___

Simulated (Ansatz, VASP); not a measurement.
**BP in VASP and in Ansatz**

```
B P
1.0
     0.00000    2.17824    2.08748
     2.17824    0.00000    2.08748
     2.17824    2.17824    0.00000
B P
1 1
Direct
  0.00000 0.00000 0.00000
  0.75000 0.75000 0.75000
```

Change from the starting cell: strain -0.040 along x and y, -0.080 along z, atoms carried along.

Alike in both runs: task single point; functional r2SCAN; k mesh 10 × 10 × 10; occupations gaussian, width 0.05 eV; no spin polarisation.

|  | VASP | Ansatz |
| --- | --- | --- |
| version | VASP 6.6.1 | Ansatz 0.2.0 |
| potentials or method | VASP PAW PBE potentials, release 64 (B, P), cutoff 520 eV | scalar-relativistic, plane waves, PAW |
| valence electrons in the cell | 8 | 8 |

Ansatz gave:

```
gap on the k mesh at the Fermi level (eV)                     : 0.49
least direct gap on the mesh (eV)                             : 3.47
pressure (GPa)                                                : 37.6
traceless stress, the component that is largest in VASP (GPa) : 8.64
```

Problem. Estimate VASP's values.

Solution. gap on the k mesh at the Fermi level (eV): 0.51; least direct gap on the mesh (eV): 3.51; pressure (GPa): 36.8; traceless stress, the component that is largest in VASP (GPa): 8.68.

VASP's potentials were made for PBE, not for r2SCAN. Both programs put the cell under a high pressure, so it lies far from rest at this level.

___

Set down verbatim only the lines between the start of the data above and the line with "Change from the", both boundaries included.

Simulated (Ansatz, VASP); not a measurement.
**BP in VASP and in Ansatz**

```
B P
1.0
     0.00000    2.17824    2.08748
     2.17824    0.00000    2.08748
     2.17824    2.17824    0.00000
B P
1 1
Direct
  0.00000 0.00000 0.00000
  0.75000 0.75000 0.75000
```

Change from the starting cell: strain -0.040 along x and y, -0.080 along z, atoms carried along.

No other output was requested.